Please set the lines down again exactly, from the top of the entries through the line that contains "Output of the".

────
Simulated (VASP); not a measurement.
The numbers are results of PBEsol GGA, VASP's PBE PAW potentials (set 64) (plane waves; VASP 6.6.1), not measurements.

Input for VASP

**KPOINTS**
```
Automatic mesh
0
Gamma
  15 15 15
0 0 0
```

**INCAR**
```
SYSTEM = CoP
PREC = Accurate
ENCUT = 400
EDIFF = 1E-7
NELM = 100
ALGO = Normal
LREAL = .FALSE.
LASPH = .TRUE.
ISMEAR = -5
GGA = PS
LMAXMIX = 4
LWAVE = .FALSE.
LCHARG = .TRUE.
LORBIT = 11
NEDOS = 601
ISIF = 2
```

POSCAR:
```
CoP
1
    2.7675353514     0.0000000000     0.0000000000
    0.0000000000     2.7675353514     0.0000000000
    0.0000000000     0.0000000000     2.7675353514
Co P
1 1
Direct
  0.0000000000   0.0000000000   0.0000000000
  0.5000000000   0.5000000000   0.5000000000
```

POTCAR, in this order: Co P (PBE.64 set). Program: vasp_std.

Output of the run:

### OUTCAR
────

WRITTEN RESPONSE:
Simulated (VASP); not a measurement.
The numbers are results of PBEsol GGA, VASP's PBE PAW potentials (set 64) (plane waves; VASP 6.6.1), not measurements.

Input for VASP

**KPOINTS**
```
Automatic mesh
0
Gamma
  15 15 15
0 0 0
```

**INCAR**
```
SYSTEM = CoP
PREC = Accurate
ENCUT = 400
EDIFF = 1E-7
NELM = 100
ALGO = Normal
LREAL = .FALSE.
LASPH = .TRUE.
ISMEAR = -5
GGA = PS
LMAXMIX = 4
LWAVE = .FALSE.
LCHARG = .TRUE.
LORBIT = 11
NEDOS = 601
ISIF = 2
```

POSCAR:
```
CoP
1
    2.7675353514     0.0000000000     0.0000000000
    0.0000000000     2.7675353514     0.0000000000
    0.0000000000     0.0000000000     2.7675353514
Co P
1 1
Direct
  0.0000000000   0.0000000000   0.0000000000
  0.5000000000   0.5000000000   0.5000000000
```

POTCAR, in this order: Co P (PBE.64 set). Program: vasp_std.

Output of the run:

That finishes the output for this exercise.